**REQUIRED ACTION:**
Transcribe the full listing with no word altered.

==========

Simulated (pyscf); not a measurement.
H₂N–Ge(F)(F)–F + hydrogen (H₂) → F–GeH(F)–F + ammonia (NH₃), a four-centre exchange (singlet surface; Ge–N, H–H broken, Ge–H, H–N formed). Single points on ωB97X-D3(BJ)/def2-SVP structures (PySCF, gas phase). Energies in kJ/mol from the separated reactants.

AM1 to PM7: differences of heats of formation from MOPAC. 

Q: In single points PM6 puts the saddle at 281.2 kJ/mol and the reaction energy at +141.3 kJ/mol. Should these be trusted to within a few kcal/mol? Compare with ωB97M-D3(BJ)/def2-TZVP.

==========

**WORKED SOLUTION:**
Simulated (pyscf); not a measurement.
H₂N–Ge(F)(F)–F + hydrogen (H₂) → F–GeH(F)–F + ammonia (NH₃), a four-centre exchange (singlet surface; Ge–N, H–H broken, Ge–H, H–N formed). Single points on ωB97X-D3(BJ)/def2-SVP structures (PySCF, gas phase). Energies in kJ/mol from the separated reactants.

AM1 to PM7: differences of heats of formation from MOPAC. 

Q: In single points PM6 puts the saddle at 281.2 kJ/mol and the reaction energy at +141.3 kJ/mol. Should these be trusted to within a few kcal/mol? Compare with ωB97M-D3(BJ)/def2-TZVP.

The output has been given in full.